- **WORK INSTRUCTION**:
Transcribe the listing below in its entirety, exactly.

- **THE DATA**:
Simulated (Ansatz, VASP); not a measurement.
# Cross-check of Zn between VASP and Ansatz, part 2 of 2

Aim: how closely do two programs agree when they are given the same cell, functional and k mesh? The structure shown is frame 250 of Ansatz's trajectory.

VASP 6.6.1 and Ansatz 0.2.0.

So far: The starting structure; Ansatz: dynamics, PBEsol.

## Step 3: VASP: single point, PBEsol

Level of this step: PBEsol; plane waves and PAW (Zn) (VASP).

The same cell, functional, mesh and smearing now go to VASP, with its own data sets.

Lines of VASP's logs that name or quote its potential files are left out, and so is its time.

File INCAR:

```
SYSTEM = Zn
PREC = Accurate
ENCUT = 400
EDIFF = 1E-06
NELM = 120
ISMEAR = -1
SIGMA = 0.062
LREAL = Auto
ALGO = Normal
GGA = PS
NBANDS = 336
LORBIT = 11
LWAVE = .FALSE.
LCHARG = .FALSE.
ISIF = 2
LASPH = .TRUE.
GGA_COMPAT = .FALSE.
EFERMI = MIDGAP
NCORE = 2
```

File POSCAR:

- **TASK SOLUTION**:
Simulated (Ansatz, VASP); not a measurement.
# Cross-check of Zn between VASP and Ansatz, part 2 of 2

Aim: how closely do two programs agree when they are given the same cell, functional and k mesh? The structure shown is frame 250 of Ansatz's trajectory.

VASP 6.6.1 and Ansatz 0.2.0.

So far: The starting structure; Ansatz: dynamics, PBEsol.

## Step 3: VASP: single point, PBEsol

Level of this step: PBEsol; plane waves and PAW (Zn) (VASP).

The same cell, functional, mesh and smearing now go to VASP, with its own data sets.

Lines of VASP's logs that name or quote its potential files are left out, and so is its time.

File INCAR:

```
SYSTEM = Zn
PREC = Accurate
ENCUT = 400
EDIFF = 1E-06
NELM = 120
ISMEAR = -1
SIGMA = 0.062
LREAL = Auto
ALGO = Normal
GGA = PS
NBANDS = 336
LORBIT = 11
LWAVE = .FALSE.
LCHARG = .FALSE.
ISIF = 2
LASPH = .TRUE.
GGA_COMPAT = .FALSE.
EFERMI = MIDGAP
NCORE = 2
```

File POSCAR:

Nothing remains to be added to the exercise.